===== MATERIAL SUPPLIED =====

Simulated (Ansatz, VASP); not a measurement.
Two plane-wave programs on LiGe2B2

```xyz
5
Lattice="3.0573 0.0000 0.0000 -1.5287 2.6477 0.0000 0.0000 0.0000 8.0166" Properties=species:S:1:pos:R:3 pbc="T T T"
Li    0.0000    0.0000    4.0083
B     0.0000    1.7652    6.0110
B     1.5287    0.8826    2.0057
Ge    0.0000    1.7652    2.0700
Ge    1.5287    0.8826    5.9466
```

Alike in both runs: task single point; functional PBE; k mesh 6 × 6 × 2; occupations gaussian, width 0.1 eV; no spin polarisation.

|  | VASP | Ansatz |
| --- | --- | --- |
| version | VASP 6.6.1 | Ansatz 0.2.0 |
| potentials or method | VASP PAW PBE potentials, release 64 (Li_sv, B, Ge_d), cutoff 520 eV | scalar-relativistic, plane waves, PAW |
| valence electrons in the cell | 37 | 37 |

=====

= REQUIRED ACTION =
Which lines run from the one holding "Ansatz 0.2.0 |" through the one holding "waves, PAW |" in the records above? Repeat them exactly, both included, and nothing more.

= RESPONSE AREA =
| version | VASP 6.6.1 | Ansatz 0.2.0 |
| potentials or method | VASP PAW PBE potentials, release 64 (Li_sv, B, Ge_d), cutoff 520 eV | scalar-relativistic, plane waves, PAW |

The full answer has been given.